_PROVIDED INFORMATION_:
━━━━

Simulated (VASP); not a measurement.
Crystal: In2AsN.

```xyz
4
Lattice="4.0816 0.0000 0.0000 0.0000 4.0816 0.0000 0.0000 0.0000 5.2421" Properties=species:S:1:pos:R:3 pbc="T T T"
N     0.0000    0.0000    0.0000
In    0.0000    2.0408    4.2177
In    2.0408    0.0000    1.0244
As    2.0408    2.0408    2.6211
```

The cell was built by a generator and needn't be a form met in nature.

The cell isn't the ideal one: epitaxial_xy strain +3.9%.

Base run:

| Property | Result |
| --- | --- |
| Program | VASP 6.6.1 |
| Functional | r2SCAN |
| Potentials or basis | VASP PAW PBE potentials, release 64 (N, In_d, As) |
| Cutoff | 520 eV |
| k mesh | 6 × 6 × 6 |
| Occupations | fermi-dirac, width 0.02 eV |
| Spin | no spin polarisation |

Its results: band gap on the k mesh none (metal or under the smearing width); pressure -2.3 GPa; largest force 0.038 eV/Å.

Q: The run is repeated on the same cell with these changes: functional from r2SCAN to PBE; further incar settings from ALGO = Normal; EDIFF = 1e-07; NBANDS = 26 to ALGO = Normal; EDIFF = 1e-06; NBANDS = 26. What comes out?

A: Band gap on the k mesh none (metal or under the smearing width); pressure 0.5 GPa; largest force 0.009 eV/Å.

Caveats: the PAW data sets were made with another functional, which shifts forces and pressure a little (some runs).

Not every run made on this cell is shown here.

━━━━

_REQUIRED ACTION_: All lines above from the one holding "Cutoff | 520 eV |" to the one holding "A: Band gap", inclusive, are to be copied exactly; no other line is wanted.

_EXERCISE SOLUTION_:
| Cutoff | 520 eV |
| k mesh | 6 × 6 × 6 |
| Occupations | fermi-dirac, width 0.02 eV |
| Spin | no spin polarisation |

Its results: band gap on the k mesh none (metal or under the smearing width); pressure -2.3 GPa; largest force 0.038 eV/Å.

Q: The run is repeated on the same cell with these changes: functional from r2SCAN to PBE; further incar settings from ALGO = Normal; EDIFF = 1e-07; NBANDS = 26 to ALGO = Normal; EDIFF = 1e-06; NBANDS = 26. What comes out?

A: Band gap on the k mesh none (metal or under the smearing width); pressure 0.5 GPa; largest force 0.009 eV/Å.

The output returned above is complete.